### Assigned task
Repeat word for word every line of the data below, from the first through the line containing "A: Band gap", and stop there.

### Data excerpts
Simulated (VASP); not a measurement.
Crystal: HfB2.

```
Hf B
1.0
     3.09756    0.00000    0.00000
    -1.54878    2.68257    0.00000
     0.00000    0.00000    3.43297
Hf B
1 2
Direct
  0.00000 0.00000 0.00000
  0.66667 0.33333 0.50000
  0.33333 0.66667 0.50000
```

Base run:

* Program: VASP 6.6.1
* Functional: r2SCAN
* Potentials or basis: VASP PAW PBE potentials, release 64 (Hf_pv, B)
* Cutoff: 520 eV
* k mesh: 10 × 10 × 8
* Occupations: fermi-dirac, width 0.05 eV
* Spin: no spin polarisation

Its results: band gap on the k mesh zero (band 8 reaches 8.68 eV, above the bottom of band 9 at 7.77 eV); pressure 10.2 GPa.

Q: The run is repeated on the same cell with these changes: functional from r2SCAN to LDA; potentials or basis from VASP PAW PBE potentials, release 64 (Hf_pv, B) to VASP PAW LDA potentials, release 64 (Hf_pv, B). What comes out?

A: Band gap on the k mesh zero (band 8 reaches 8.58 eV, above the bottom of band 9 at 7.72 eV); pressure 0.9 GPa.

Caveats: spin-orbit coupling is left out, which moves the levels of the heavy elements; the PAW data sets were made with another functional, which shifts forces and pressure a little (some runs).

### Task response
Simulated (VASP); not a measurement.
Crystal: HfB2.

```
Hf B
1.0
     3.09756    0.00000    0.00000
    -1.54878    2.68257    0.00000
     0.00000    0.00000    3.43297
Hf B
1 2
Direct
  0.00000 0.00000 0.00000
  0.66667 0.33333 0.50000
  0.33333 0.66667 0.50000
```

Base run:

* Program: VASP 6.6.1
* Functional: r2SCAN
* Potentials or basis: VASP PAW PBE potentials, release 64 (Hf_pv, B)
* Cutoff: 520 eV
* k mesh: 10 × 10 × 8
* Occupations: fermi-dirac, width 0.05 eV
* Spin: no spin polarisation

Its results: band gap on the k mesh zero (band 8 reaches 8.68 eV, above the bottom of band 9 at 7.77 eV); pressure 10.2 GPa.

Q: The run is repeated on the same cell with these changes: functional from r2SCAN to LDA; potentials or basis from VASP PAW PBE potentials, release 64 (Hf_pv, B) to VASP PAW LDA potentials, release 64 (Hf_pv, B). What comes out?

A: Band gap on the k mesh zero (band 8 reaches 8.58 eV, above the bottom of band 9 at 7.72 eV); pressure 0.9 GPa.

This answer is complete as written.